↓

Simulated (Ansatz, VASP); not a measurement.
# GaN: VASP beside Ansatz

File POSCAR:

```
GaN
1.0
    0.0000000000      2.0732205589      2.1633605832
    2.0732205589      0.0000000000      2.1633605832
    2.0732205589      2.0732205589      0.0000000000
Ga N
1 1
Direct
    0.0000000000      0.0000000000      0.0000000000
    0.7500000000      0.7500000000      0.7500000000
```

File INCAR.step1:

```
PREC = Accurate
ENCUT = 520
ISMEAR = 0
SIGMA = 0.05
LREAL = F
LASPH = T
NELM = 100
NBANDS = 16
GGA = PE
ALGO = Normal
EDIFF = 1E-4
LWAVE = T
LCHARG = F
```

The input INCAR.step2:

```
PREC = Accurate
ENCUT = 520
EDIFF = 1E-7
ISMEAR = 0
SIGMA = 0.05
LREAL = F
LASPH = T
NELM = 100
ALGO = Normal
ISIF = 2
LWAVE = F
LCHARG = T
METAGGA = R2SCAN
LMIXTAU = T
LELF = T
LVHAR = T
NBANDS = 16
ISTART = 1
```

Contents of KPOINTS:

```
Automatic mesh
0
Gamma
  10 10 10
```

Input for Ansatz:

↑

#### Brief
Each line of the material above must be reproduced exactly.

#### Task output
Simulated (Ansatz, VASP); not a measurement.
# GaN: VASP beside Ansatz

File POSCAR:

```
GaN
1.0
    0.0000000000      2.0732205589      2.1633605832
    2.0732205589      0.0000000000      2.1633605832
    2.0732205589      2.0732205589      0.0000000000
Ga N
1 1
Direct
    0.0000000000      0.0000000000      0.0000000000
    0.7500000000      0.7500000000      0.7500000000
```

File INCAR.step1:

```
PREC = Accurate
ENCUT = 520
ISMEAR = 0
SIGMA = 0.05
LREAL = F
LASPH = T
NELM = 100
NBANDS = 16
GGA = PE
ALGO = Normal
EDIFF = 1E-4
LWAVE = T
LCHARG = F
```

The input INCAR.step2:

```
PREC = Accurate
ENCUT = 520
EDIFF = 1E-7
ISMEAR = 0
SIGMA = 0.05
LREAL = F
LASPH = T
NELM = 100
ALGO = Normal
ISIF = 2
LWAVE = F
LCHARG = T
METAGGA = R2SCAN
LMIXTAU = T
LELF = T
LVHAR = T
NBANDS = 16
ISTART = 1
```

Contents of KPOINTS:

```
Automatic mesh
0
Gamma
  10 10 10
```

Input for Ansatz:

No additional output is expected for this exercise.